* **Brief**
Each record below should appear again exactly as written.

##########

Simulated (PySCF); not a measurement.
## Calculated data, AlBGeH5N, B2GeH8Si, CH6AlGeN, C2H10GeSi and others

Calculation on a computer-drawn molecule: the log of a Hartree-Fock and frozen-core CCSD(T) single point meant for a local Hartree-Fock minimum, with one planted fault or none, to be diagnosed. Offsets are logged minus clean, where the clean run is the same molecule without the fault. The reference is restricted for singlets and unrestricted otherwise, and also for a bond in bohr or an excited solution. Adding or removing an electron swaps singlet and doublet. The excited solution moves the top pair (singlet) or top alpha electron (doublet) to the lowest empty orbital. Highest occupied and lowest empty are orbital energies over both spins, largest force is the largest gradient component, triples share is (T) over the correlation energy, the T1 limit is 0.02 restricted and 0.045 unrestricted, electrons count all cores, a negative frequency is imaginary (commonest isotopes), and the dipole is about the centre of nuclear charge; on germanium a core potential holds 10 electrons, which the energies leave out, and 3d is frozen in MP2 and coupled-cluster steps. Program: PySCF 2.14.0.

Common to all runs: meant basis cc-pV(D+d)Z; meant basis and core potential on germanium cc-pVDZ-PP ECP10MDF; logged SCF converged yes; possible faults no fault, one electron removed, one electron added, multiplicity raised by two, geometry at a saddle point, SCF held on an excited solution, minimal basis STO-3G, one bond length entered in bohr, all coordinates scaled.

##########

* **Response**
Simulated (PySCF); not a measurement.
## Calculated data, AlBGeH5N, B2GeH8Si, CH6AlGeN, C2H10GeSi and others

Calculation on a computer-drawn molecule: the log of a Hartree-Fock and frozen-core CCSD(T) single point meant for a local Hartree-Fock minimum, with one planted fault or none, to be diagnosed. Offsets are logged minus clean, where the clean run is the same molecule without the fault. The reference is restricted for singlets and unrestricted otherwise, and also for a bond in bohr or an excited solution. Adding or removing an electron swaps singlet and doublet. The excited solution moves the top pair (singlet) or top alpha electron (doublet) to the lowest empty orbital. Highest occupied and lowest empty are orbital energies over both spins, largest force is the largest gradient component, triples share is (T) over the correlation energy, the T1 limit is 0.02 restricted and 0.045 unrestricted, electrons count all cores, a negative frequency is imaginary (commonest isotopes), and the dipole is about the centre of nuclear charge; on germanium a core potential holds 10 electrons, which the energies leave out, and 3d is frozen in MP2 and coupled-cluster steps. Program: PySCF 2.14.0.

Common to all runs: meant basis cc-pV(D+d)Z; meant basis and core potential on germanium cc-pVDZ-PP ECP10MDF; logged SCF converged yes; possible faults no fault, one electron removed, one electron added, multiplicity raised by two, geometry at a saddle point, SCF held on an excited solution, minimal basis STO-3G, one bond length entered in bohr, all coordinates scaled.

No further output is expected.